DATA EXTRACTS -
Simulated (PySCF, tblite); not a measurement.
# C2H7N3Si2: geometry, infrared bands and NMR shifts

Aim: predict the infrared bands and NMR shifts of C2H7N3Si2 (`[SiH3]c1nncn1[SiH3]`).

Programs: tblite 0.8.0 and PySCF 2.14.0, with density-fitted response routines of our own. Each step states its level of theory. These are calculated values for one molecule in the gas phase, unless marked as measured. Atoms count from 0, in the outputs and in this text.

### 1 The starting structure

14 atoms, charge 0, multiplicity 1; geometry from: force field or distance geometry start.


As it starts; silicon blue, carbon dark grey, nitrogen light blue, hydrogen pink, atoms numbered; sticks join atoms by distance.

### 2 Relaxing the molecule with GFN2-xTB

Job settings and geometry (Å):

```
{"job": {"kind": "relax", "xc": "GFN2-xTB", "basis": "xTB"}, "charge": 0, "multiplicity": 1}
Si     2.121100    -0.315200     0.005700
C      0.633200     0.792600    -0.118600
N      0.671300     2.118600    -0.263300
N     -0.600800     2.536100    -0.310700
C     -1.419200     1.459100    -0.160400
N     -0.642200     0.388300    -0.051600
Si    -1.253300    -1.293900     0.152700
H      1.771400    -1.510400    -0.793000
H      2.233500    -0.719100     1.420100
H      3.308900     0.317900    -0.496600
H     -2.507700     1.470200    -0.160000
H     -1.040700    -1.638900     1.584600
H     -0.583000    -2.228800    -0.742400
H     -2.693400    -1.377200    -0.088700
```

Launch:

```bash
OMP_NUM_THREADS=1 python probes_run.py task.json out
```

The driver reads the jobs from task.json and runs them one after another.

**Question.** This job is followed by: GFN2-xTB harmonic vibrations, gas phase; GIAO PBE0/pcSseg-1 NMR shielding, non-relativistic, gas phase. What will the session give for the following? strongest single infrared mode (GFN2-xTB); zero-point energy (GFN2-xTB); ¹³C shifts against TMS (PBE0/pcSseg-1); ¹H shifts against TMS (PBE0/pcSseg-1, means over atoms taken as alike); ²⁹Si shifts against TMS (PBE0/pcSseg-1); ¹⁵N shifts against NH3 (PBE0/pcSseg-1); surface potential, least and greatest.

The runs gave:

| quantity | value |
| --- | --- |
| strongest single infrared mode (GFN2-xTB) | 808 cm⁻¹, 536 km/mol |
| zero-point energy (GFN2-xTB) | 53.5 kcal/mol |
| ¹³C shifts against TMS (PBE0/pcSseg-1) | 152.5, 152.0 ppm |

WORK INSTRUCTION -
Beginning at the first line above, repeat exactly until the line containing "Aim: predict the", which is included.

SOLUTION -
Simulated (PySCF, tblite); not a measurement.
# C2H7N3Si2: geometry, infrared bands and NMR shifts

Aim: predict the infrared bands and NMR shifts of C2H7N3Si2 (`[SiH3]c1nncn1[SiH3]`).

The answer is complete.